» **Data provided**:
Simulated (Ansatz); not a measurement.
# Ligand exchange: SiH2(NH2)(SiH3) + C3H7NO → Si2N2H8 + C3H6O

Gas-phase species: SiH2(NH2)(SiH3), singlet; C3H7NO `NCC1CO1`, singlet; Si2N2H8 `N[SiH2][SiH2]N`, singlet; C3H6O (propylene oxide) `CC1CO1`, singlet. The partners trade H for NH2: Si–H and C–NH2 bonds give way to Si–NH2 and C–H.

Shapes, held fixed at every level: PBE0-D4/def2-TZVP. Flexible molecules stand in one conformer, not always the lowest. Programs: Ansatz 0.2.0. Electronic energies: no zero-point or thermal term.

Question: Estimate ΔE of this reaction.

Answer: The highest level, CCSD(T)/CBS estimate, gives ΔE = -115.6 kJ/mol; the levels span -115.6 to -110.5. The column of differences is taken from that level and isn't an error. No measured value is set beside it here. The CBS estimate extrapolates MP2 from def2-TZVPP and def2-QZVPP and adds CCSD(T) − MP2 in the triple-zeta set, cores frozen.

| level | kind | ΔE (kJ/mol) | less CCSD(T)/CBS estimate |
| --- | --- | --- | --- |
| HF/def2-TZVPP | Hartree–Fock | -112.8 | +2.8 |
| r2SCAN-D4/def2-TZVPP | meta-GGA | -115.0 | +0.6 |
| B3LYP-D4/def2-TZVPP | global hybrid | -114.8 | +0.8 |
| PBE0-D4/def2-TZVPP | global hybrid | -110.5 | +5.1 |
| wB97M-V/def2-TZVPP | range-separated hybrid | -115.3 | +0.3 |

» **Assigned task**: Everything from the line with "CCSD(T)/CBS estimate |" through the line with "-110.5 | +5.1 |" in the listing above must be retyped exactly, with nothing added.

» **Answer area**:
| level | kind | ΔE (kJ/mol) | less CCSD(T)/CBS estimate |
| --- | --- | --- | --- |
| HF/def2-TZVPP | Hartree–Fock | -112.8 | +2.8 |
| r2SCAN-D4/def2-TZVPP | meta-GGA | -115.0 | +0.6 |
| B3LYP-D4/def2-TZVPP | global hybrid | -114.8 | +0.8 |
| PBE0-D4/def2-TZVPP | global hybrid | -110.5 | +5.1 |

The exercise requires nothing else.